### WORK ORDER:
From the top of the records below down to the line containing "Effective core potentials replace", reproduce every line exactly.

Start of LISTED RECORDS

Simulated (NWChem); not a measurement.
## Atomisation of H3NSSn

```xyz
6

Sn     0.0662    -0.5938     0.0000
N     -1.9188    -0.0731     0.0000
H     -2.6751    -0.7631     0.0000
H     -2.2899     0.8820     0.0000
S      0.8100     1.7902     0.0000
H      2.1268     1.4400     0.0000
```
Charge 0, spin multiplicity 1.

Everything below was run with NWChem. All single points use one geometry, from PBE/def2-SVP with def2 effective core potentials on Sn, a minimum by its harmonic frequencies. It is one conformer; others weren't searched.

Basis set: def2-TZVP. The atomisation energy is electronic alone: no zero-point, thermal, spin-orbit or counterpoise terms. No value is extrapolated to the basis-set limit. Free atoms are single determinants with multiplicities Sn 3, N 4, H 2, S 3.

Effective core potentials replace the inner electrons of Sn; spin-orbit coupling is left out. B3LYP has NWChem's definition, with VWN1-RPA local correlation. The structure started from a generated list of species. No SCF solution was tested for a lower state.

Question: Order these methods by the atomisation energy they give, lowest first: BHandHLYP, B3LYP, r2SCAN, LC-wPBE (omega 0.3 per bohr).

End of LISTED RECORDS

### SOLUTION:
Simulated (NWChem); not a measurement.
## Atomisation of H3NSSn

```xyz
6

Sn     0.0662    -0.5938     0.0000
N     -1.9188    -0.0731     0.0000
H     -2.6751    -0.7631     0.0000
H     -2.2899     0.8820     0.0000
S      0.8100     1.7902     0.0000
H      2.1268     1.4400     0.0000
```
Charge 0, spin multiplicity 1.

Everything below was run with NWChem. All single points use one geometry, from PBE/def2-SVP with def2 effective core potentials on Sn, a minimum by its harmonic frequencies. It is one conformer; others weren't searched.

Basis set: def2-TZVP. The atomisation energy is electronic alone: no zero-point, thermal, spin-orbit or counterpoise terms. No value is extrapolated to the basis-set limit. Free atoms are single determinants with multiplicities Sn 3, N 4, H 2, S 3.

Effective core potentials replace the inner electrons of Sn; spin-orbit coupling is left out. B3LYP has NWChem's definition, with VWN1-RPA local correlation. The structure started from a generated list of species. No SCF solution was tested for a lower state.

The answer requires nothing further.